An exact copy of all the records is the expected answer.

::::::::

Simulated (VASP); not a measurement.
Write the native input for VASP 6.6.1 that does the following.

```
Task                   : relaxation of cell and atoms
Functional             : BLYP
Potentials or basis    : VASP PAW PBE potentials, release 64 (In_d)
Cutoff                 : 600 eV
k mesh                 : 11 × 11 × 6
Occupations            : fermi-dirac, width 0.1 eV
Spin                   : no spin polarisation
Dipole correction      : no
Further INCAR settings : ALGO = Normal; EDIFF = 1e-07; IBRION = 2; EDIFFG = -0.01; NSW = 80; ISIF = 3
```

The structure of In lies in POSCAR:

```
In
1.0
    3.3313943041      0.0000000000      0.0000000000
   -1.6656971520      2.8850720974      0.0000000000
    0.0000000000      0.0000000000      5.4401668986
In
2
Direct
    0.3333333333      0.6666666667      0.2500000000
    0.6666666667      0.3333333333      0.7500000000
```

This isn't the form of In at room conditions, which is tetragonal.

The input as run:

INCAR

::::::::

■ ANSWER SPACE:
Simulated (VASP); not a measurement.
Write the native input for VASP 6.6.1 that does the following.

```
Task                   : relaxation of cell and atoms
Functional             : BLYP
Potentials or basis    : VASP PAW PBE potentials, release 64 (In_d)
Cutoff                 : 600 eV
k mesh                 : 11 × 11 × 6
Occupations            : fermi-dirac, width 0.1 eV
Spin                   : no spin polarisation
Dipole correction      : no
Further INCAR settings : ALGO = Normal; EDIFF = 1e-07; IBRION = 2; EDIFFG = -0.01; NSW = 80; ISIF = 3
```

The structure of In lies in POSCAR:

```
In
1.0
    3.3313943041      0.0000000000      0.0000000000
   -1.6656971520      2.8850720974      0.0000000000
    0.0000000000      0.0000000000      5.4401668986
In
2
Direct
    0.3333333333      0.6666666667      0.2500000000
    0.6666666667      0.3333333333      0.7500000000
```

This isn't the form of In at room conditions, which is tetragonal.

The input as run:

INCAR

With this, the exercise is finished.